--- --- ---
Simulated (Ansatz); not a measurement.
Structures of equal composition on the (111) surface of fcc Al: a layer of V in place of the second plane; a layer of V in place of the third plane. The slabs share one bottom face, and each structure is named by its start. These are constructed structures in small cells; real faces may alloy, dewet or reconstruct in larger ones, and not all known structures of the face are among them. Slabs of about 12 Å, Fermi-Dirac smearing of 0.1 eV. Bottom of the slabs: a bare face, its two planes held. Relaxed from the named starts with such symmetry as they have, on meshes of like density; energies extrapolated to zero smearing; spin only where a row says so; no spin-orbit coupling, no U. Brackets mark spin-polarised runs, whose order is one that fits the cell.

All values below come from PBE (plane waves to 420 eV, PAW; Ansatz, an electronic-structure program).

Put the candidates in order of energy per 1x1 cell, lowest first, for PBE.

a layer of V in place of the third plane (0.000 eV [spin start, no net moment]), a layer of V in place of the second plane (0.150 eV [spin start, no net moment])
--- --- ---

**ASSIGNED TASK**
Return nothing but the lines from the start of the listing above through the line containing "Put the candidates", exactly as given.

**TASK RESPONSE**
Simulated (Ansatz); not a measurement.
Structures of equal composition on the (111) surface of fcc Al: a layer of V in place of the second plane; a layer of V in place of the third plane. The slabs share one bottom face, and each structure is named by its start. These are constructed structures in small cells; real faces may alloy, dewet or reconstruct in larger ones, and not all known structures of the face are among them. Slabs of about 12 Å, Fermi-Dirac smearing of 0.1 eV. Bottom of the slabs: a bare face, its two planes held. Relaxed from the named starts with such symmetry as they have, on meshes of like density; energies extrapolated to zero smearing; spin only where a row says so; no spin-orbit coupling, no U. Brackets mark spin-polarised runs, whose order is one that fits the cell.

All values below come from PBE (plane waves to 420 eV, PAW; Ansatz, an electronic-structure program).

Put the candidates in order of energy per 1x1 cell, lowest first, for PBE.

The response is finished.